※
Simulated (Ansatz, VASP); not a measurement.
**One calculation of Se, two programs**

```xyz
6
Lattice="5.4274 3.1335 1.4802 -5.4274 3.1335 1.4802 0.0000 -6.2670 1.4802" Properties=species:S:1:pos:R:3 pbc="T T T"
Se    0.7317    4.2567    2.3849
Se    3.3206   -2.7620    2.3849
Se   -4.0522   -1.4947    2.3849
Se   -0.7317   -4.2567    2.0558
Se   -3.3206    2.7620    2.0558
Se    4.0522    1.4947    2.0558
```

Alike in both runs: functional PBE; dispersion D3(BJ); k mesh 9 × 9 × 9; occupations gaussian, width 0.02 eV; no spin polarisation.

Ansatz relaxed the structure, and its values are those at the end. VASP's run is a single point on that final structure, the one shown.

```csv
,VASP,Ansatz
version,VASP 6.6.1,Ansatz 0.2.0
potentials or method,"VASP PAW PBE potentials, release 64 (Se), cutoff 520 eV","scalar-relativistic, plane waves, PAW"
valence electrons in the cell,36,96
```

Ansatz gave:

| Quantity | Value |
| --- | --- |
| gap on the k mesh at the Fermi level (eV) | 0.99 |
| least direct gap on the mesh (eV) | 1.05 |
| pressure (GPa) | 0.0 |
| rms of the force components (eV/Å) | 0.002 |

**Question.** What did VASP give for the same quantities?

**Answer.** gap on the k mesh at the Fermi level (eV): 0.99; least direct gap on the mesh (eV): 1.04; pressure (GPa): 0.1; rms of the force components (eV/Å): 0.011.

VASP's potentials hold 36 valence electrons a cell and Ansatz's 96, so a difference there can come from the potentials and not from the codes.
※

◆ Work item
Only one stretch of the records above is wanted: the lines between the one holding "(eV) | 1.05 |" and the one holding "components (eV/Å): 0.011.", inclusive, reproduced exactly.

◆ Exercise solution
| least direct gap on the mesh (eV) | 1.05 |
| pressure (GPa) | 0.0 |
| rms of the force components (eV/Å) | 0.002 |

**Question.** What did VASP give for the same quantities?

**Answer.** gap on the k mesh at the Fermi level (eV): 0.99; least direct gap on the mesh (eV): 1.04; pressure (GPa): 0.1; rms of the force components (eV/Å): 0.011.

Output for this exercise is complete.